DATA TO EXAMINE |
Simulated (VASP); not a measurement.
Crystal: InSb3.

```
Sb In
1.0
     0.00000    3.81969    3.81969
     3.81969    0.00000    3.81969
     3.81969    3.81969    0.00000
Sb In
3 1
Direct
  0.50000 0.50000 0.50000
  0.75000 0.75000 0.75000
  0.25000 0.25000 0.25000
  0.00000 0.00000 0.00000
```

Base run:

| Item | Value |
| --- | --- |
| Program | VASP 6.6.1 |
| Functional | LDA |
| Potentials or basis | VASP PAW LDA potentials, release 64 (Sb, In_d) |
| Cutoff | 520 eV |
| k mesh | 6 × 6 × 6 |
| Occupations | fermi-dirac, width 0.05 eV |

EXERCISE | Print the material once more, keeping every word as it is.

EXERCISE RESULT |
Simulated (VASP); not a measurement.
Crystal: InSb3.

```
Sb In
1.0
     0.00000    3.81969    3.81969
     3.81969    0.00000    3.81969
     3.81969    3.81969    0.00000
Sb In
3 1
Direct
  0.50000 0.50000 0.50000
  0.75000 0.75000 0.75000
  0.25000 0.25000 0.25000
  0.00000 0.00000 0.00000
```

Base run:

| Item | Value |
| --- | --- |
| Program | VASP 6.6.1 |
| Functional | LDA |
| Potentials or basis | VASP PAW LDA potentials, release 64 (Sb, In_d) |
| Cutoff | 520 eV |
| k mesh | 6 × 6 × 6 |
| Occupations | fermi-dirac, width 0.05 eV |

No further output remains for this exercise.